---------- Excerpted records

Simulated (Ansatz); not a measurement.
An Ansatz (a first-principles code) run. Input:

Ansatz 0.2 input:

--------------------

◆ Assigned task
Output every entry again, exactly as given.

◆ Exercise answer
Simulated (Ansatz); not a measurement.
An Ansatz (a first-principles code) run. Input:

Ansatz 0.2 input:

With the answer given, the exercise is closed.